* **WORK ORDER**
All of the entries must be output exactly as they are.

[[ DATA EXCERPTS open ]]

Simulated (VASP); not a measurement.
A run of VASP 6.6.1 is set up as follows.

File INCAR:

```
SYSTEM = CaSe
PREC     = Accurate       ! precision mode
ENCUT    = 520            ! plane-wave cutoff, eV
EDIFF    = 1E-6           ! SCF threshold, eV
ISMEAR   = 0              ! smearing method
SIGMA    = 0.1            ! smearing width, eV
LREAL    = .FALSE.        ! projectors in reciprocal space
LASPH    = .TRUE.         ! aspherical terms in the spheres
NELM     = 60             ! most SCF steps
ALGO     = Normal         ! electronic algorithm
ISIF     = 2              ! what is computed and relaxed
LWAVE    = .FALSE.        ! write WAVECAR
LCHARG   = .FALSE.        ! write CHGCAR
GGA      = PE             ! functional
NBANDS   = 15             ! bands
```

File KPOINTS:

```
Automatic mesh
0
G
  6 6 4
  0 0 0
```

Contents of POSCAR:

[[ DATA EXCERPTS closed ]]

* **YOUR RESPONSE**
Simulated (VASP); not a measurement.
A run of VASP 6.6.1 is set up as follows.

File INCAR:

```
SYSTEM = CaSe
PREC     = Accurate       ! precision mode
ENCUT    = 520            ! plane-wave cutoff, eV
EDIFF    = 1E-6           ! SCF threshold, eV
ISMEAR   = 0              ! smearing method
SIGMA    = 0.1            ! smearing width, eV
LREAL    = .FALSE.        ! projectors in reciprocal space
LASPH    = .TRUE.         ! aspherical terms in the spheres
NELM     = 60             ! most SCF steps
ALGO     = Normal         ! electronic algorithm
ISIF     = 2              ! what is computed and relaxed
LWAVE    = .FALSE.        ! write WAVECAR
LCHARG   = .FALSE.        ! write CHGCAR
GGA      = PE             ! functional
NBANDS   = 15             ! bands
```

File KPOINTS:

```
Automatic mesh
0
G
  6 6 4
  0 0 0
```

Contents of POSCAR:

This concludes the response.